### AVAILABLE DATA
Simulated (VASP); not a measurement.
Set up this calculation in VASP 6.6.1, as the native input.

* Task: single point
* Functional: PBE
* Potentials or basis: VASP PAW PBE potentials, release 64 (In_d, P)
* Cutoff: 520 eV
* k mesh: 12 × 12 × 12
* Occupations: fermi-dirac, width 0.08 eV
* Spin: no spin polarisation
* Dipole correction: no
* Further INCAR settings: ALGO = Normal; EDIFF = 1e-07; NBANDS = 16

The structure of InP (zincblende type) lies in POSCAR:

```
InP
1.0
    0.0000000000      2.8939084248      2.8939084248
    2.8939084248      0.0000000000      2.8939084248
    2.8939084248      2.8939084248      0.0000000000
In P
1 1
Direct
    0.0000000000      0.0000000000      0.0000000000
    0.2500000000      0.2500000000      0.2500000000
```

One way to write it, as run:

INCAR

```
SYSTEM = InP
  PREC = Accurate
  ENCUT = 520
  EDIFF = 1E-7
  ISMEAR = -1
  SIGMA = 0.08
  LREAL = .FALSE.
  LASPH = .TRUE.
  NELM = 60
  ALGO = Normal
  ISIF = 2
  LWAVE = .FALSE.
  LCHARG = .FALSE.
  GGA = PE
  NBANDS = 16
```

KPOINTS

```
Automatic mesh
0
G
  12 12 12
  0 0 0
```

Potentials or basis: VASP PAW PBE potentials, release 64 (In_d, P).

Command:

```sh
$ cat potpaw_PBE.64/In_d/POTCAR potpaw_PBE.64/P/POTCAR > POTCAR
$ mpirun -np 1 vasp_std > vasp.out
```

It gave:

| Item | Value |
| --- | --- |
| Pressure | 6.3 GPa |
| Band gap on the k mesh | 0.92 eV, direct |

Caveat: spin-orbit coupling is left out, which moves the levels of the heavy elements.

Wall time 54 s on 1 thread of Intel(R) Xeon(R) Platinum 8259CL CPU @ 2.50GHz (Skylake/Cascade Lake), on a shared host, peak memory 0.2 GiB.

### ACTIVITY
Of all the entries above, retype exactly the lines from the line with "One way to write" to the line with "Caveat: spin-orbit coupling", both included, and no others.

### EXPECTED ANSWER
One way to write it, as run:

INCAR

```
SYSTEM = InP
  PREC = Accurate
  ENCUT = 520
  EDIFF = 1E-7
  ISMEAR = -1
  SIGMA = 0.08
  LREAL = .FALSE.
  LASPH = .TRUE.
  NELM = 60
  ALGO = Normal
  ISIF = 2
  LWAVE = .FALSE.
  LCHARG = .FALSE.
  GGA = PE
  NBANDS = 16
```

KPOINTS

```
Automatic mesh
0
G
  12 12 12
  0 0 0
```

Potentials or basis: VASP PAW PBE potentials, release 64 (In_d, P).

Command:

```sh
$ cat potpaw_PBE.64/In_d/POTCAR potpaw_PBE.64/P/POTCAR > POTCAR
$ mpirun -np 1 vasp_std > vasp.out
```

It gave:

| Item | Value |
| --- | --- |
| Pressure | 6.3 GPa |
| Band gap on the k mesh | 0.92 eV, direct |

Caveat: spin-orbit coupling is left out, which moves the levels of the heavy elements.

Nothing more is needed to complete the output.